Segment Open

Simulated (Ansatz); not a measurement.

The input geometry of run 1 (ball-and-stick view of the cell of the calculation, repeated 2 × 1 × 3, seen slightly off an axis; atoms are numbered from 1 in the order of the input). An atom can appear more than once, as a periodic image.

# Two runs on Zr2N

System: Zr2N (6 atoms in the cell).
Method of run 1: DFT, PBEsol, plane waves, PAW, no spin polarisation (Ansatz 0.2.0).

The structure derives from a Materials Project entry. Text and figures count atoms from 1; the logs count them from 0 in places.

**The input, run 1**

Segment Closed

Please copy the lines above from the line with "Method of run" up to and including the line with "The structure derives", exactly as written and with nothing else.

# Response
Method of run 1: DFT, PBEsol, plane waves, PAW, no spin polarisation (Ansatz 0.2.0).

The structure derives from a Materials Project entry. Text and figures count atoms from 1; the logs count them from 0 in places.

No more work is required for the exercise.